• _REQUIRED ACTION_
Retype all of the entries word for word.

(ENTRIES PROVIDED begins)

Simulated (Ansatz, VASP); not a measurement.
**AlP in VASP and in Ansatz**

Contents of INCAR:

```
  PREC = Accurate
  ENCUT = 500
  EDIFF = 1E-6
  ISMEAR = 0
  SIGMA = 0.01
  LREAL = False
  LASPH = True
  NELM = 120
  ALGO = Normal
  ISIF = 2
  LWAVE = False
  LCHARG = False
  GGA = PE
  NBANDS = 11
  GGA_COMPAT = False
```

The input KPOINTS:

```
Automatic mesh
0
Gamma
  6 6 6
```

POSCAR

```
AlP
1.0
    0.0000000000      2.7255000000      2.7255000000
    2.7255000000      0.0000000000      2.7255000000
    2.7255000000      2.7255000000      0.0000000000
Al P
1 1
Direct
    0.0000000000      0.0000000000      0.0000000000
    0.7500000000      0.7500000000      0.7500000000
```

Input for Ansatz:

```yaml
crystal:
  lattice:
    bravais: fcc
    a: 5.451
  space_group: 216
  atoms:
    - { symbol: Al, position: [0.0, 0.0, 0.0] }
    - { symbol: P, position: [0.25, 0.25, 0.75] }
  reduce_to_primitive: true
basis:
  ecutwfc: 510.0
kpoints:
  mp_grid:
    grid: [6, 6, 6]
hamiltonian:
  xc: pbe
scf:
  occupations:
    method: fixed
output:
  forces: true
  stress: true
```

(ENTRIES PROVIDED ends)

• _EXERCISE ANSWER_
Simulated (Ansatz, VASP); not a measurement.
**AlP in VASP and in Ansatz**

Contents of INCAR:

```
  PREC = Accurate
  ENCUT = 500
  EDIFF = 1E-6
  ISMEAR = 0
  SIGMA = 0.01
  LREAL = False
  LASPH = True
  NELM = 120
  ALGO = Normal
  ISIF = 2
  LWAVE = False
  LCHARG = False
  GGA = PE
  NBANDS = 11
  GGA_COMPAT = False
```

The input KPOINTS:

```
Automatic mesh
0
Gamma
  6 6 6
```

POSCAR

```
AlP
1.0
    0.0000000000      2.7255000000      2.7255000000
    2.7255000000      0.0000000000      2.7255000000
    2.7255000000      2.7255000000      0.0000000000
Al P
1 1
Direct
    0.0000000000      0.0000000000      0.0000000000
    0.7500000000      0.7500000000      0.7500000000
```

Input for Ansatz:

```yaml
crystal:
  lattice:
    bravais: fcc
    a: 5.451
  space_group: 216
  atoms:
    - { symbol: Al, position: [0.0, 0.0, 0.0] }
    - { symbol: P, position: [0.25, 0.25, 0.75] }
  reduce_to_primitive: true
basis:
  ecutwfc: 510.0
kpoints:
  mp_grid:
    grid: [6, 6, 6]
hamiltonian:
  xc: pbe
scf:
  occupations:
    method: fixed
output:
  forces: true
  stress: true
```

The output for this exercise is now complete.